**Action item**
Print the data below exactly as it appears.

**Recorded information**
══════════
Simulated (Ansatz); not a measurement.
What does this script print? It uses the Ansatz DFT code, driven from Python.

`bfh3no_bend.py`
══════════

**Your response**
Simulated (Ansatz); not a measurement.
What does this script print? It uses the Ansatz DFT code, driven from Python.

`bfh3no_bend.py`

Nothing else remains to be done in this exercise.